Task item: Would you return the entries exactly, with every line intact?

**********

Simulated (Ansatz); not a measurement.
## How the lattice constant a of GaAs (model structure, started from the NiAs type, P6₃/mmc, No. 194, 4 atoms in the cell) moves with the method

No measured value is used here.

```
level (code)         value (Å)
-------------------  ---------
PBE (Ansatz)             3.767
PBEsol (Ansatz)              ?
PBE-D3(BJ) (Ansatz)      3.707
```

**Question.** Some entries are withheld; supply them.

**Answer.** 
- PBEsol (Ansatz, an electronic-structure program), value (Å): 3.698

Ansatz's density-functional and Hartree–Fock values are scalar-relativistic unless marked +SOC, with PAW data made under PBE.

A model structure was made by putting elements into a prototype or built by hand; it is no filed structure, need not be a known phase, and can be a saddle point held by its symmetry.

**********

Task answer:
Simulated (Ansatz); not a measurement.
## How the lattice constant a of GaAs (model structure, started from the NiAs type, P6₃/mmc, No. 194, 4 atoms in the cell) moves with the method

No measured value is used here.

```
level (code)         value (Å)
-------------------  ---------
PBE (Ansatz)             3.767
PBEsol (Ansatz)              ?
PBE-D3(BJ) (Ansatz)      3.707
```

**Question.** Some entries are withheld; supply them.

**Answer.** 
- PBEsol (Ansatz, an electronic-structure program), value (Å): 3.698

Ansatz's density-functional and Hartree–Fock values are scalar-relativistic unless marked +SOC, with PAW data made under PBE.

A model structure was made by putting elements into a prototype or built by hand; it is no filed structure, need not be a known phase, and can be a saddle point held by its symmetry.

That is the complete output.